• **Listed records**:
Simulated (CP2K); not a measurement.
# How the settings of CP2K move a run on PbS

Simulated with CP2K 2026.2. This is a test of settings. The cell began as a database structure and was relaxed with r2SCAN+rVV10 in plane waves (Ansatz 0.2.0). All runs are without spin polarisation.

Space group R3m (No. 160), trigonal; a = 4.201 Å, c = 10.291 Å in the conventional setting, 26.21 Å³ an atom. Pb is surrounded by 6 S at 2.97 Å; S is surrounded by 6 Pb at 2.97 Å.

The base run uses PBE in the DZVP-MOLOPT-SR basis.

• **Assigned task**: Repeat, word for word, the lines from the start of the records to the line that contains "Space group R3m", both of them included, and no others.

• **Expected answer**:
Simulated (CP2K); not a measurement.
# How the settings of CP2K move a run on PbS

Simulated with CP2K 2026.2. This is a test of settings. The cell began as a database structure and was relaxed with r2SCAN+rVV10 in plane waves (Ansatz 0.2.0). All runs are without spin polarisation.

Space group R3m (No. 160), trigonal; a = 4.201 Å, c = 10.291 Å in the conventional setting, 26.21 Å³ an atom. Pb is surrounded by 6 S at 2.97 Å; S is surrounded by 6 Pb at 2.97 Å.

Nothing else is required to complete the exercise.